## WORK ITEM
Set down, exactly, every line from the top of the listing through the one holding "## 1. Starting point".

## PROVIDED INFORMATION
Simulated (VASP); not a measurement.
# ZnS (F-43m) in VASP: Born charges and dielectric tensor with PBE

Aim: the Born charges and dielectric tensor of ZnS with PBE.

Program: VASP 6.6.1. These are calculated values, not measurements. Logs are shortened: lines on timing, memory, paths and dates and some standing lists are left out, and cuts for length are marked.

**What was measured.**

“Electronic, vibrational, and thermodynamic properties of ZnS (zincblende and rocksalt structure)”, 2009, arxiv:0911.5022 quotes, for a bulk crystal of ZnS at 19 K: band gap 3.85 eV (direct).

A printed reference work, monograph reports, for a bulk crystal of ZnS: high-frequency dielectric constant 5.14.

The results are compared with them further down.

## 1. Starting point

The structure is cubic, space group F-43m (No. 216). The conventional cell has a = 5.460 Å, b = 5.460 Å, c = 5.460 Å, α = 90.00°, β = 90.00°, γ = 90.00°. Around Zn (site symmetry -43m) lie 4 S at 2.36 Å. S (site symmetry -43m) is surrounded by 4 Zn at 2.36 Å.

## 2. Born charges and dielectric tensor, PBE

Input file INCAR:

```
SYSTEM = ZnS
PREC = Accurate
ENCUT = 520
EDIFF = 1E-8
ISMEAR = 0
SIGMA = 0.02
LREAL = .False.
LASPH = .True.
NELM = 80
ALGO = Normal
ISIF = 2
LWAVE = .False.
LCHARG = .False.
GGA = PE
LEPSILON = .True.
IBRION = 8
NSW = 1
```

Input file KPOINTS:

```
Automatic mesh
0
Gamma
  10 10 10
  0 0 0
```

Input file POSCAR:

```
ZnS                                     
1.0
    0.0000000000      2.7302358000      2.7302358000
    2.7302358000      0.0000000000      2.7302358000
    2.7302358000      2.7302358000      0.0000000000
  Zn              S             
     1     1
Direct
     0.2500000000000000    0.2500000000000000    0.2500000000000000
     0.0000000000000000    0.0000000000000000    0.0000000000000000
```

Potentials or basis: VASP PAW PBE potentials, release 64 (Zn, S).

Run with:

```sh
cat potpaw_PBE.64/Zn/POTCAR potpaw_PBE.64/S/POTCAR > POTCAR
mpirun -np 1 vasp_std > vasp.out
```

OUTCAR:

## EXERCISE ANSWER
Simulated (VASP); not a measurement.
# ZnS (F-43m) in VASP: Born charges and dielectric tensor with PBE

Aim: the Born charges and dielectric tensor of ZnS with PBE.

Program: VASP 6.6.1. These are calculated values, not measurements. Logs are shortened: lines on timing, memory, paths and dates and some standing lists are left out, and cuts for length are marked.

**What was measured.**

“Electronic, vibrational, and thermodynamic properties of ZnS (zincblende and rocksalt structure)”, 2009, arxiv:0911.5022 quotes, for a bulk crystal of ZnS at 19 K: band gap 3.85 eV (direct).

A printed reference work, monograph reports, for a bulk crystal of ZnS: high-frequency dielectric constant 5.14.

The results are compared with them further down.

## 1. Starting point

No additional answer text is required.